AVAILABLE DATA Block Start

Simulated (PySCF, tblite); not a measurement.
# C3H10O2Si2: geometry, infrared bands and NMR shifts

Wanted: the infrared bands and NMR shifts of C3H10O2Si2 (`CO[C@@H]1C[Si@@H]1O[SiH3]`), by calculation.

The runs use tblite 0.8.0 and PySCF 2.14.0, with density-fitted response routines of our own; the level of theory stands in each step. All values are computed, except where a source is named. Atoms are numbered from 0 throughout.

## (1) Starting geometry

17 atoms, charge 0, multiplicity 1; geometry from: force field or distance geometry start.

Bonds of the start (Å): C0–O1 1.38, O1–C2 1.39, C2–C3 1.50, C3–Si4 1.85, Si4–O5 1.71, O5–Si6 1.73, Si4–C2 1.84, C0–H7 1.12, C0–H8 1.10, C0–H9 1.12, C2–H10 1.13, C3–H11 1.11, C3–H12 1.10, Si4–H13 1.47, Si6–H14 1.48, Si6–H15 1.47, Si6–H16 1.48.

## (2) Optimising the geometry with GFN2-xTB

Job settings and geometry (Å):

AVAILABLE DATA Block End

Using the entries above, quote each line verbatim from the first through the line that contains "Wanted: the infrared".

Simulated (PySCF, tblite); not a measurement.
# C3H10O2Si2: geometry, infrared bands and NMR shifts

Wanted: the infrared bands and NMR shifts of C3H10O2Si2 (`CO[C@@H]1C[Si@@H]1O[SiH3]`), by calculation.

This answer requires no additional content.